*** Opening DATA EXTRACT ***

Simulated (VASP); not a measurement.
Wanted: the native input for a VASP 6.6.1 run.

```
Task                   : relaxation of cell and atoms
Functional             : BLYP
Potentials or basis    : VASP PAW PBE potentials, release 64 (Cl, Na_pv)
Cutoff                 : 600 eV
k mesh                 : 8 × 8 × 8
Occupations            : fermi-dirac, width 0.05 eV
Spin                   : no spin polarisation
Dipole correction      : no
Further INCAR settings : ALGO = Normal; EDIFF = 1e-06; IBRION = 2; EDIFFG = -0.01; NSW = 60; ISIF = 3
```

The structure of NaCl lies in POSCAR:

*** Closing DATA EXTRACT ***

■ **REQUIRED ACTION**: Write out the records in full, word for word.

■ **TASK SOLUTION**:
Simulated (VASP); not a measurement.
Wanted: the native input for a VASP 6.6.1 run.

```
Task                   : relaxation of cell and atoms
Functional             : BLYP
Potentials or basis    : VASP PAW PBE potentials, release 64 (Cl, Na_pv)
Cutoff                 : 600 eV
k mesh                 : 8 × 8 × 8
Occupations            : fermi-dirac, width 0.05 eV
Spin                   : no spin polarisation
Dipole correction      : no
Further INCAR settings : ALGO = Normal; EDIFF = 1e-06; IBRION = 2; EDIFFG = -0.01; NSW = 60; ISIF = 3
```

The structure of NaCl lies in POSCAR:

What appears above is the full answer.